* EXERCISE *
Every line from the beginning of the records below up to the one holding "Ni +1.04 μB." should be quoted exactly; leave out the rest.

* INFORMATION GIVEN *
_____
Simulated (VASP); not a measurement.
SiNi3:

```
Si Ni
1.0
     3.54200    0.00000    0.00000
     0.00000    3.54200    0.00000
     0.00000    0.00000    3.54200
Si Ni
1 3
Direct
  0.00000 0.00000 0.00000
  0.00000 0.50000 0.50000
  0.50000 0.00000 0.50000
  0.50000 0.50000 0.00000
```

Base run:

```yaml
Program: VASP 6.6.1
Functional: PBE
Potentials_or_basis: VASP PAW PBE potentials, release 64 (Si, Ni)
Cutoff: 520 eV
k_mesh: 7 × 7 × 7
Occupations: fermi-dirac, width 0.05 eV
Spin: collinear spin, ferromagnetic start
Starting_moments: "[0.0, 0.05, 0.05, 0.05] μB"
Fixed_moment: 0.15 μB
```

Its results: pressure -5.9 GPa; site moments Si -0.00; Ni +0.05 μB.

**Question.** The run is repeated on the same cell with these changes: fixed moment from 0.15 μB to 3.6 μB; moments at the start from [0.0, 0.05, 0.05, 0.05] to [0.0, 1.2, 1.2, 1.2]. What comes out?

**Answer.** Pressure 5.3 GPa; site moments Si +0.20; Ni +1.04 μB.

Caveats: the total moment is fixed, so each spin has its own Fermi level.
_____

* WRITTEN REPLY *
Simulated (VASP); not a measurement.
SiNi3:

```
Si Ni
1.0
     3.54200    0.00000    0.00000
     0.00000    3.54200    0.00000
     0.00000    0.00000    3.54200
Si Ni
1 3
Direct
  0.00000 0.00000 0.00000
  0.00000 0.50000 0.50000
  0.50000 0.00000 0.50000
  0.50000 0.50000 0.00000
```

Base run:

```yaml
Program: VASP 6.6.1
Functional: PBE
Potentials_or_basis: VASP PAW PBE potentials, release 64 (Si, Ni)
Cutoff: 520 eV
k_mesh: 7 × 7 × 7
Occupations: fermi-dirac, width 0.05 eV
Spin: collinear spin, ferromagnetic start
Starting_moments: "[0.0, 0.05, 0.05, 0.05] μB"
Fixed_moment: 0.15 μB
```

Its results: pressure -5.9 GPa; site moments Si -0.00; Ni +0.05 μB.

**Question.** The run is repeated on the same cell with these changes: fixed moment from 0.15 μB to 3.6 μB; moments at the start from [0.0, 0.05, 0.05, 0.05] to [0.0, 1.2, 1.2, 1.2]. What comes out?

**Answer.** Pressure 5.3 GPa; site moments Si +0.20; Ni +1.04 μB.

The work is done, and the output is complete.